**Exercise:** For each entry that follows, write out an identical copy.

——

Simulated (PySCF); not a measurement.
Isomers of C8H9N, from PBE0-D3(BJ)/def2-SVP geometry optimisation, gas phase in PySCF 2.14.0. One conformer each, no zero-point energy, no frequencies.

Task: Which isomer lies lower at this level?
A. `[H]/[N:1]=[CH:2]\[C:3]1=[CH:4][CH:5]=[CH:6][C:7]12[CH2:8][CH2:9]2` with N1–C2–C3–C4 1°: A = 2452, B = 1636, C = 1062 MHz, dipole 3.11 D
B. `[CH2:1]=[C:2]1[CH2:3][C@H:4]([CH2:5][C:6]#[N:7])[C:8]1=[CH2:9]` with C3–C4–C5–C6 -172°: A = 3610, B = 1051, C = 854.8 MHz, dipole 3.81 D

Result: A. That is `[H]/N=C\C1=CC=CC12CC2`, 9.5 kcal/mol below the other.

——

**Reply:**
Simulated (PySCF); not a measurement.
Isomers of C8H9N, from PBE0-D3(BJ)/def2-SVP geometry optimisation, gas phase in PySCF 2.14.0. One conformer each, no zero-point energy, no frequencies.

Task: Which isomer lies lower at this level?
A. `[H]/[N:1]=[CH:2]\[C:3]1=[CH:4][CH:5]=[CH:6][C:7]12[CH2:8][CH2:9]2` with N1–C2–C3–C4 1°: A = 2452, B = 1636, C = 1062 MHz, dipole 3.11 D
B. `[CH2:1]=[C:2]1[CH2:3][C@H:4]([CH2:5][C:6]#[N:7])[C:8]1=[CH2:9]` with C3–C4–C5–C6 -172°: A = 3610, B = 1051, C = 854.8 MHz, dipole 3.81 D

Result: A. That is `[H]/N=C\C1=CC=CC12CC2`, 9.5 kcal/mol below the other.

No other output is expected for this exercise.